RECORDED DATA START

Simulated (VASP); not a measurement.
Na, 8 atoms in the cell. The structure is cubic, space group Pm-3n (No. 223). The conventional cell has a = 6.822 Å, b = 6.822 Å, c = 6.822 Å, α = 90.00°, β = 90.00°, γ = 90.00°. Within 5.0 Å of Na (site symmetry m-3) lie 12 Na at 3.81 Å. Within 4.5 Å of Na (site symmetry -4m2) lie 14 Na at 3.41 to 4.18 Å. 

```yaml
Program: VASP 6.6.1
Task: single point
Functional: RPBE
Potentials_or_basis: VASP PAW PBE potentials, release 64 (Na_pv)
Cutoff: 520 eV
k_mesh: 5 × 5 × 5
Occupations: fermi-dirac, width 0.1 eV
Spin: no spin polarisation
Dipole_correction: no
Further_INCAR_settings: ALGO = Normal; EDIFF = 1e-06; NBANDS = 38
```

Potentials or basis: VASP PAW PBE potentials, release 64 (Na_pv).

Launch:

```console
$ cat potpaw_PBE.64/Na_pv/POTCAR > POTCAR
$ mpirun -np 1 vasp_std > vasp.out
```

RECORDED DATA END

Output the entries exactly.

Simulated (VASP); not a measurement.
Na, 8 atoms in the cell. The structure is cubic, space group Pm-3n (No. 223). The conventional cell has a = 6.822 Å, b = 6.822 Å, c = 6.822 Å, α = 90.00°, β = 90.00°, γ = 90.00°. Within 5.0 Å of Na (site symmetry m-3) lie 12 Na at 3.81 Å. Within 4.5 Å of Na (site symmetry -4m2) lie 14 Na at 3.41 to 4.18 Å. 

```yaml
Program: VASP 6.6.1
Task: single point
Functional: RPBE
Potentials_or_basis: VASP PAW PBE potentials, release 64 (Na_pv)
Cutoff: 520 eV
k_mesh: 5 × 5 × 5
Occupations: fermi-dirac, width 0.1 eV
Spin: no spin polarisation
Dipole_correction: no
Further_INCAR_settings: ALGO = Normal; EDIFF = 1e-06; NBANDS = 38
```

Potentials or basis: VASP PAW PBE potentials, release 64 (Na_pv).

Launch:

```console
$ cat potpaw_PBE.64/Na_pv/POTCAR > POTCAR
$ mpirun -np 1 vasp_std > vasp.out
```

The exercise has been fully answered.